++++ Supplied material

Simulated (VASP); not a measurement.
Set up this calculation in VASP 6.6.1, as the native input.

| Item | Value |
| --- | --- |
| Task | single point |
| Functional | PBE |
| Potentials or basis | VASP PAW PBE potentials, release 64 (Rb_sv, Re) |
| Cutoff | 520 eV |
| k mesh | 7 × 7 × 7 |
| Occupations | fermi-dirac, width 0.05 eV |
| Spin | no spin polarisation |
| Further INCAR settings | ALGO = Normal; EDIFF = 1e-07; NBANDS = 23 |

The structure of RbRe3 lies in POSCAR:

++++++++

* **Assigned task**
Return the material exactly as it stands above, but only from its first line to the line containing "(Rb_sv, Re) |", both ends included.

* **Problem solution**
Simulated (VASP); not a measurement.
Set up this calculation in VASP 6.6.1, as the native input.

| Item | Value |
| --- | --- |
| Task | single point |
| Functional | PBE |
| Potentials or basis | VASP PAW PBE potentials, release 64 (Rb_sv, Re) |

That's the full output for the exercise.